■ Exercise ■
Copy out each line from the start of the material below until the line with "Ansatz 0.2.0 |", that line included.

BEGIN

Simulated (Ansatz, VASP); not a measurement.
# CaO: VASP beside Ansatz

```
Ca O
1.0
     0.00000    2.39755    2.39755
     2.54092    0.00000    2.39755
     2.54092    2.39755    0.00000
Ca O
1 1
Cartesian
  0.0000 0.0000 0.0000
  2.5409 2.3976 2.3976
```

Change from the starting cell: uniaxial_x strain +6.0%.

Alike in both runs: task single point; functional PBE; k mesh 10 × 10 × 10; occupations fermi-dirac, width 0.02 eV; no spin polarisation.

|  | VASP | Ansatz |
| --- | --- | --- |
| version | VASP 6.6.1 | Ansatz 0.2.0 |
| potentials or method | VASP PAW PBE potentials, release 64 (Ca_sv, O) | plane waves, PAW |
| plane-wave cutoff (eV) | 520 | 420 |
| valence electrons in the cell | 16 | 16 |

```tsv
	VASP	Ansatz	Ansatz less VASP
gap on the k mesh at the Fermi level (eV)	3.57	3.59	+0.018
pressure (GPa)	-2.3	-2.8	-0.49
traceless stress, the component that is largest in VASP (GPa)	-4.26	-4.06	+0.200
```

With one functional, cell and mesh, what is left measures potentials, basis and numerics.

END

■ Result ■
Simulated (Ansatz, VASP); not a measurement.
# CaO: VASP beside Ansatz

```
Ca O
1.0
     0.00000    2.39755    2.39755
     2.54092    0.00000    2.39755
     2.54092    2.39755    0.00000
Ca O
1 1
Cartesian
  0.0000 0.0000 0.0000
  2.5409 2.3976 2.3976
```

Change from the starting cell: uniaxial_x strain +6.0%.

Alike in both runs: task single point; functional PBE; k mesh 10 × 10 × 10; occupations fermi-dirac, width 0.02 eV; no spin polarisation.

|  | VASP | Ansatz |
| --- | --- | --- |
| version | VASP 6.6.1 | Ansatz 0.2.0 |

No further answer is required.